▶ **Assigned task**
Extract each line of the data below exactly as written.

▶ **Provided data**
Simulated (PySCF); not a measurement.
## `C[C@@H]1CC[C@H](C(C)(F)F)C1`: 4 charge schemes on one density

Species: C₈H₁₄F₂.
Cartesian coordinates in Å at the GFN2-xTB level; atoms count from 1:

▶ **Your solution**
Simulated (PySCF); not a measurement.
## `C[C@@H]1CC[C@H](C(C)(F)F)C1`: 4 charge schemes on one density

Species: C₈H₁₄F₂.
Cartesian coordinates in Å at the GFN2-xTB level; atoms count from 1:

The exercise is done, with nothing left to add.